↓

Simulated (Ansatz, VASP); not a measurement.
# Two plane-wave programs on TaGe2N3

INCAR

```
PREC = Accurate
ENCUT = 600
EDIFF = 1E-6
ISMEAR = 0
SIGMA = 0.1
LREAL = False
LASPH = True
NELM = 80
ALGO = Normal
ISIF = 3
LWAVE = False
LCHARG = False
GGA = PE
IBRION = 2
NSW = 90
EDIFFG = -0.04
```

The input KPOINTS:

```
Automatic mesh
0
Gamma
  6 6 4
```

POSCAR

↑

[WORK ORDER]
One exact transcript of the whole listing is the expected answer.

[PROBLEM SOLUTION]
Simulated (Ansatz, VASP); not a measurement.
# Two plane-wave programs on TaGe2N3

INCAR

```
PREC = Accurate
ENCUT = 600
EDIFF = 1E-6
ISMEAR = 0
SIGMA = 0.1
LREAL = False
LASPH = True
NELM = 80
ALGO = Normal
ISIF = 3
LWAVE = False
LCHARG = False
GGA = PE
IBRION = 2
NSW = 90
EDIFFG = -0.04
```

The input KPOINTS:

```
Automatic mesh
0
Gamma
  6 6 4
```

POSCAR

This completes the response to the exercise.